= Action item =
Print the listing in full, exactly as it stands.

▼
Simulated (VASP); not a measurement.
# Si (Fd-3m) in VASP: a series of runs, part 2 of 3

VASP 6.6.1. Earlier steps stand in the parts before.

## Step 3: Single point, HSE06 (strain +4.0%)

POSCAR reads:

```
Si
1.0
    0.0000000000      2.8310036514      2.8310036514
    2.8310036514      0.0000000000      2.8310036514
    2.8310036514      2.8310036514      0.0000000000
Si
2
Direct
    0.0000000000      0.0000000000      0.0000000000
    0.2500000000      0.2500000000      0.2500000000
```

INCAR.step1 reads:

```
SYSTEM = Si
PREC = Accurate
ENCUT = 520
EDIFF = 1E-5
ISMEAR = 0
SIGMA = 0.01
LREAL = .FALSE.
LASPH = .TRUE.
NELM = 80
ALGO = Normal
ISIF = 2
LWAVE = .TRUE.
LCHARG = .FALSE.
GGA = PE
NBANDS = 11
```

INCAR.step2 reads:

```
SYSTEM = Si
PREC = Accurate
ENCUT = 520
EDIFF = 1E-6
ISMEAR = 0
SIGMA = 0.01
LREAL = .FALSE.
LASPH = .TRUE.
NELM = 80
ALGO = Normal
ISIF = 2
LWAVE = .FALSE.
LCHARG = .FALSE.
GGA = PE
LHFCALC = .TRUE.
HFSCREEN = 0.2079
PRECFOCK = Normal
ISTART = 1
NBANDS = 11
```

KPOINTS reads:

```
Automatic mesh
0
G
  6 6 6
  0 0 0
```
▲

= Expected answer =
Simulated (VASP); not a measurement.
# Si (Fd-3m) in VASP: a series of runs, part 2 of 3

VASP 6.6.1. Earlier steps stand in the parts before.

## Step 3: Single point, HSE06 (strain +4.0%)

POSCAR reads:

```
Si
1.0
    0.0000000000      2.8310036514      2.8310036514
    2.8310036514      0.0000000000      2.8310036514
    2.8310036514      2.8310036514      0.0000000000
Si
2
Direct
    0.0000000000      0.0000000000      0.0000000000
    0.2500000000      0.2500000000      0.2500000000
```

INCAR.step1 reads:

```
SYSTEM = Si
PREC = Accurate
ENCUT = 520
EDIFF = 1E-5
ISMEAR = 0
SIGMA = 0.01
LREAL = .FALSE.
LASPH = .TRUE.
NELM = 80
ALGO = Normal
ISIF = 2
LWAVE = .TRUE.
LCHARG = .FALSE.
GGA = PE
NBANDS = 11
```

INCAR.step2 reads:

```
SYSTEM = Si
PREC = Accurate
ENCUT = 520
EDIFF = 1E-6
ISMEAR = 0
SIGMA = 0.01
LREAL = .FALSE.
LASPH = .TRUE.
NELM = 80
ALGO = Normal
ISIF = 2
LWAVE = .FALSE.
LCHARG = .FALSE.
GGA = PE
LHFCALC = .TRUE.
HFSCREEN = 0.2079
PRECFOCK = Normal
ISTART = 1
NBANDS = 11
```

KPOINTS reads:

```
Automatic mesh
0
G
  6 6 6
  0 0 0
```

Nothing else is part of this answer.